[Opening RECORDED INFORMATION section]

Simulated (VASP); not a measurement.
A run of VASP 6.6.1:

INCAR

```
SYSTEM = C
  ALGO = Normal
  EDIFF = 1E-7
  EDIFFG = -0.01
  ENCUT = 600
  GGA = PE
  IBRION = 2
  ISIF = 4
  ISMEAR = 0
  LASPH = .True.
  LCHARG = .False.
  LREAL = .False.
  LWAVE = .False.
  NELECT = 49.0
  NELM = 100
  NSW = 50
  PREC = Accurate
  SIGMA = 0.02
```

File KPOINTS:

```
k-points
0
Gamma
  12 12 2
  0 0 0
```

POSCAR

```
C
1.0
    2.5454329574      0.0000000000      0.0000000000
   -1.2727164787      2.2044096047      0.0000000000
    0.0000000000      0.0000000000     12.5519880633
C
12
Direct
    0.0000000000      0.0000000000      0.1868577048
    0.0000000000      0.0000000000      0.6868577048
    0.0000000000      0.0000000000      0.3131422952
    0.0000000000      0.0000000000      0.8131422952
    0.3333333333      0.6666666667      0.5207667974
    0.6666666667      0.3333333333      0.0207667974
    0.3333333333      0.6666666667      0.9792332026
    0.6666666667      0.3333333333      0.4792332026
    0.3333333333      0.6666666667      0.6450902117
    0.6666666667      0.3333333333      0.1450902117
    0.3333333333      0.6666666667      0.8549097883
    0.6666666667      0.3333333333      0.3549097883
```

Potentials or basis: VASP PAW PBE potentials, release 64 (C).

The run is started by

[Closing RECORDED INFORMATION section]

All of the material should be written out again exactly.

WORKED SOLUTION:
Simulated (VASP); not a measurement.
A run of VASP 6.6.1:

INCAR

```
SYSTEM = C
  ALGO = Normal
  EDIFF = 1E-7
  EDIFFG = -0.01
  ENCUT = 600
  GGA = PE
  IBRION = 2
  ISIF = 4
  ISMEAR = 0
  LASPH = .True.
  LCHARG = .False.
  LREAL = .False.
  LWAVE = .False.
  NELECT = 49.0
  NELM = 100
  NSW = 50
  PREC = Accurate
  SIGMA = 0.02
```

File KPOINTS:

```
k-points
0
Gamma
  12 12 2
  0 0 0
```

POSCAR

```
C
1.0
    2.5454329574      0.0000000000      0.0000000000
   -1.2727164787      2.2044096047      0.0000000000
    0.0000000000      0.0000000000     12.5519880633
C
12
Direct
    0.0000000000      0.0000000000      0.1868577048
    0.0000000000      0.0000000000      0.6868577048
    0.0000000000      0.0000000000      0.3131422952
    0.0000000000      0.0000000000      0.8131422952
    0.3333333333      0.6666666667      0.5207667974
    0.6666666667      0.3333333333      0.0207667974
    0.3333333333      0.6666666667      0.9792332026
    0.6666666667      0.3333333333      0.4792332026
    0.3333333333      0.6666666667      0.6450902117
    0.6666666667      0.3333333333      0.1450902117
    0.3333333333      0.6666666667      0.8549097883
    0.6666666667      0.3333333333      0.3549097883
```

Potentials or basis: VASP PAW PBE potentials, release 64 (C).

The run is started by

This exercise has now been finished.